▶ **REQUIRED ACTION**: Reproduce exactly, from the data that follows, the line with "26.637 | -1.04 |", the line with "28.447 | -2.33 |", and every line that lies between them.

▶ **DATA**:
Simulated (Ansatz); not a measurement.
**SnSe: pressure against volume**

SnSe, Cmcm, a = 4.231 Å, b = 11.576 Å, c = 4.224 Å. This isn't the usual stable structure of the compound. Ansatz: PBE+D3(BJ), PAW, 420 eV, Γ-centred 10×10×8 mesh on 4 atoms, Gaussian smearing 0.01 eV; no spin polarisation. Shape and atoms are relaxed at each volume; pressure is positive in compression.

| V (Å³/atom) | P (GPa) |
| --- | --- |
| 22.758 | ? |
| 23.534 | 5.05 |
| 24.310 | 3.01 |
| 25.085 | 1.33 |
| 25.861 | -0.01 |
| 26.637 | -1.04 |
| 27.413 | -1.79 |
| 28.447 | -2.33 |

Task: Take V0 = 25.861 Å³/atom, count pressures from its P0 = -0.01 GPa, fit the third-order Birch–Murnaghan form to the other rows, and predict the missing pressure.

▶ **ANSWER SPACE**:
| 26.637 | -1.04 |
| 27.413 | -1.79 |
| 28.447 | -2.33 |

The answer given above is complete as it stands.